When the line containing "Energy and stress" is found in the data below, copy it and each line after it through the line containing "3 ionic steps.", exactly and with no others.

====

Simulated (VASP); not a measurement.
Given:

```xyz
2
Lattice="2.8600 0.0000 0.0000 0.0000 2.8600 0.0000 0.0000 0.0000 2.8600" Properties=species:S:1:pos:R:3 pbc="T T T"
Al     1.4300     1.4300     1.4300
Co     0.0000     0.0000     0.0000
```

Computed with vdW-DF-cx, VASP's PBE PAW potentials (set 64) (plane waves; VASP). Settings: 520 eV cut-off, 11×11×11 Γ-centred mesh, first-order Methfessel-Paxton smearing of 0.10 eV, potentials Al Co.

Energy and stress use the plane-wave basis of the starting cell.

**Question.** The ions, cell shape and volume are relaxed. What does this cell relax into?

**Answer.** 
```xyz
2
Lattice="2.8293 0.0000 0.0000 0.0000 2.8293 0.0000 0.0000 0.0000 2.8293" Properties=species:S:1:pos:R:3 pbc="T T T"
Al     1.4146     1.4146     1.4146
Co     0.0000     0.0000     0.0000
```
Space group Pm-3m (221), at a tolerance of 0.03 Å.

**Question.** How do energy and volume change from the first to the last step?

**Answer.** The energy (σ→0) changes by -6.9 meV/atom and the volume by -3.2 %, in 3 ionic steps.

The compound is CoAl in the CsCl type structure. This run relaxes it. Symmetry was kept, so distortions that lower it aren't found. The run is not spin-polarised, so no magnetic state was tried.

====

▸ **Exercise answer**
Energy and stress use the plane-wave basis of the starting cell.

**Question.** The ions, cell shape and volume are relaxed. What does this cell relax into?

**Answer.** 
```xyz
2
Lattice="2.8293 0.0000 0.0000 0.0000 2.8293 0.0000 0.0000 0.0000 2.8293" Properties=species:S:1:pos:R:3 pbc="T T T"
Al     1.4146     1.4146     1.4146
Co     0.0000     0.0000     0.0000
```
Space group Pm-3m (221), at a tolerance of 0.03 Å.

**Question.** How do energy and volume change from the first to the last step?

**Answer.** The energy (σ→0) changes by -6.9 meV/atom and the volume by -3.2 %, in 3 ionic steps.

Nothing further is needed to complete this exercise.